*** Records supplied Section Begins ***

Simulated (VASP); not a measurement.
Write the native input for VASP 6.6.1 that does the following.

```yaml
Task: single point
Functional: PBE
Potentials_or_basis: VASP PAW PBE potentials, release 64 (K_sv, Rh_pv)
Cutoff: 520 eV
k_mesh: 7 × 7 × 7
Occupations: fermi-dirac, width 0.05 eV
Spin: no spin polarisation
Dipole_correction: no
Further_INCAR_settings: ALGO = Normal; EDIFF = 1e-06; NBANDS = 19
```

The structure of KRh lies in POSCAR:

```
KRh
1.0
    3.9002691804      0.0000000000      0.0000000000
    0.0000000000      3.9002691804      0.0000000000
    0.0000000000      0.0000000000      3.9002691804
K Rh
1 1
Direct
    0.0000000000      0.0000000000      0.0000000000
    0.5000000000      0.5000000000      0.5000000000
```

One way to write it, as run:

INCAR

*** Records supplied Section Ends ***

=== Work item ===
Word for word, give the records again.

=== Answer box ===
Simulated (VASP); not a measurement.
Write the native input for VASP 6.6.1 that does the following.

```yaml
Task: single point
Functional: PBE
Potentials_or_basis: VASP PAW PBE potentials, release 64 (K_sv, Rh_pv)
Cutoff: 520 eV
k_mesh: 7 × 7 × 7
Occupations: fermi-dirac, width 0.05 eV
Spin: no spin polarisation
Dipole_correction: no
Further_INCAR_settings: ALGO = Normal; EDIFF = 1e-06; NBANDS = 19
```

The structure of KRh lies in POSCAR:

```
KRh
1.0
    3.9002691804      0.0000000000      0.0000000000
    0.0000000000      3.9002691804      0.0000000000
    0.0000000000      0.0000000000      3.9002691804
K Rh
1 1
Direct
    0.0000000000      0.0000000000      0.0000000000
    0.5000000000      0.5000000000      0.5000000000
```

One way to write it, as run:

INCAR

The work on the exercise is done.